WORK INSTRUCTION: Exactly as they appear, copy the lines from the start of the entries below to the line containing "Output of the", both ends included.

INFORMATION SHOWN:
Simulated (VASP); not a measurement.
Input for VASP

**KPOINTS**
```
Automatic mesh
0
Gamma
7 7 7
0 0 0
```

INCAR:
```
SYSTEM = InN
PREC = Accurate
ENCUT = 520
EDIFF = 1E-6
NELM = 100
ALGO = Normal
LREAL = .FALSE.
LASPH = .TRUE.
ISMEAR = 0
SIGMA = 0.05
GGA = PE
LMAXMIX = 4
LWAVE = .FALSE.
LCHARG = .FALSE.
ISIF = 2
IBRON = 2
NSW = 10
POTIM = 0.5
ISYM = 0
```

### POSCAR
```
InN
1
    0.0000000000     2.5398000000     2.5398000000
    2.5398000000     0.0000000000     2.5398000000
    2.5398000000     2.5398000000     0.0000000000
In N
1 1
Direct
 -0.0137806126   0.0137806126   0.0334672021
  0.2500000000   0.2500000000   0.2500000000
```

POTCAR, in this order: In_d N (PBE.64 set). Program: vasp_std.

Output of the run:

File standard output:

TASK RESPONSE:
Simulated (VASP); not a measurement.
Input for VASP

**KPOINTS**
```
Automatic mesh
0
Gamma
7 7 7
0 0 0
```

INCAR:
```
SYSTEM = InN
PREC = Accurate
ENCUT = 520
EDIFF = 1E-6
NELM = 100
ALGO = Normal
LREAL = .FALSE.
LASPH = .TRUE.
ISMEAR = 0
SIGMA = 0.05
GGA = PE
LMAXMIX = 4
LWAVE = .FALSE.
LCHARG = .FALSE.
ISIF = 2
IBRON = 2
NSW = 10
POTIM = 0.5
ISYM = 0
```

### POSCAR
```
InN
1
    0.0000000000     2.5398000000     2.5398000000
    2.5398000000     0.0000000000     2.5398000000
    2.5398000000     2.5398000000     0.0000000000
In N
1 1
Direct
 -0.0137806126   0.0137806126   0.0334672021
  0.2500000000   0.2500000000   0.2500000000
```

POTCAR, in this order: In_d N (PBE.64 set). Program: vasp_std.

Output of the run:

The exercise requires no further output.